Required action
Repeat the lines from the line with "at 7.89 eV) |" to the line with "Caveat: spin-orbit coupling" in the listing below, keeping both end lines and adding nothing.

(Available data)
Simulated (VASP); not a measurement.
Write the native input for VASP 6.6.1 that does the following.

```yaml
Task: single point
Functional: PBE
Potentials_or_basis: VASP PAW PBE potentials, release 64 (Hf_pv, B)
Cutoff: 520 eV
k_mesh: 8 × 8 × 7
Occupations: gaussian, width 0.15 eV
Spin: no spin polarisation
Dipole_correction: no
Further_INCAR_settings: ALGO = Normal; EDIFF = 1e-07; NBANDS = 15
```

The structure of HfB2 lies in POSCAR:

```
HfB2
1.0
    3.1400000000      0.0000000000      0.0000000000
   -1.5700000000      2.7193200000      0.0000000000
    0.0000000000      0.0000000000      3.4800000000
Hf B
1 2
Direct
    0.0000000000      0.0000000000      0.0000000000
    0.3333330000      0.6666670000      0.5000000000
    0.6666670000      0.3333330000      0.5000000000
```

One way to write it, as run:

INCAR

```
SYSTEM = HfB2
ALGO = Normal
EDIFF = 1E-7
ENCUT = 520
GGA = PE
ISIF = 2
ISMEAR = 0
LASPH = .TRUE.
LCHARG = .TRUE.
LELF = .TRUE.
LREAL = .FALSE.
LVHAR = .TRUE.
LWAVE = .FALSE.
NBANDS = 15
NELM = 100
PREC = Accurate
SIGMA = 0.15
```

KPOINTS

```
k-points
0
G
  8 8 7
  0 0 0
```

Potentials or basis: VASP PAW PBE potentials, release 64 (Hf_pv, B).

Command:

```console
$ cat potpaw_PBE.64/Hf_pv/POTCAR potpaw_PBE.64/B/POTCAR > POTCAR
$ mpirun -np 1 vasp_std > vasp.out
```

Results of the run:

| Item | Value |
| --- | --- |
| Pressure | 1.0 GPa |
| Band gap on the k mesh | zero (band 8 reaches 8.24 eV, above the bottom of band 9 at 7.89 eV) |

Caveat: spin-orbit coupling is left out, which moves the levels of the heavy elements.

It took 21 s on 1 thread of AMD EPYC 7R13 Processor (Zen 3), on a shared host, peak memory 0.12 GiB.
(End Available data)

Response box
| Band gap on the k mesh | zero (band 8 reaches 8.24 eV, above the bottom of band 9 at 7.89 eV) |

Caveat: spin-orbit coupling is left out, which moves the levels of the heavy elements.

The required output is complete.